*****

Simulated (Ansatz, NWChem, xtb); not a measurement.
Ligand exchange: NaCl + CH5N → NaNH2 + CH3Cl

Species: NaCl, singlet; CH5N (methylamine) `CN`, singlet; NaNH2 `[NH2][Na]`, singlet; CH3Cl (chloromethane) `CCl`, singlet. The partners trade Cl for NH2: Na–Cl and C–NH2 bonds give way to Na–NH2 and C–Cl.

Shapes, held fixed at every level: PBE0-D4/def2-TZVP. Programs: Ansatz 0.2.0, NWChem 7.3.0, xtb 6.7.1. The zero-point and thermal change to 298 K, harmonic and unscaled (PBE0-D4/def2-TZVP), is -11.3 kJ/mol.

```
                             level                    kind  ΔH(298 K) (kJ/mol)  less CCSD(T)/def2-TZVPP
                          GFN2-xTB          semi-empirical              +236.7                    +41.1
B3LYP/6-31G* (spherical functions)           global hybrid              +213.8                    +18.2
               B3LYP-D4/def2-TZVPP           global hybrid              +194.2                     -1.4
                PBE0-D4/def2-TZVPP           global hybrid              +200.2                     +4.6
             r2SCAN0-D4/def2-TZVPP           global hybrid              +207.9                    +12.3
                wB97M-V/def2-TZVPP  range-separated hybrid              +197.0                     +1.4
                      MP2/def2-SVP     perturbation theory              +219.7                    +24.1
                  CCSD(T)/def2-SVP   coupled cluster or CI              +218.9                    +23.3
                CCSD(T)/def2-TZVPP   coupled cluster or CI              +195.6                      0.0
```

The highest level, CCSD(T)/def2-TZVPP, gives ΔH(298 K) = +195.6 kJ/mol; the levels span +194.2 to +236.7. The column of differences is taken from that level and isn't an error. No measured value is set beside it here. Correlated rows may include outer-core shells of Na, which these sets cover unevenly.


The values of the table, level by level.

*****

> Assignment: Look above for the line holding "Ligand exchange: NaCl + CH5N → NaNH2 + CH3Cl" and the line holding "Species: NaCl, singlet;". Retype both, and every line between them, word for word and nothing else.

> Your response:
Ligand exchange: NaCl + CH5N → NaNH2 + CH3Cl

Species: NaCl, singlet; CH5N (methylamine) `CN`, singlet; NaNH2 `[NH2][Na]`, singlet; CH3Cl (chloromethane) `CCl`, singlet. The partners trade Cl for NH2: Na–Cl and C–NH2 bonds give way to Na–NH2 and C–Cl.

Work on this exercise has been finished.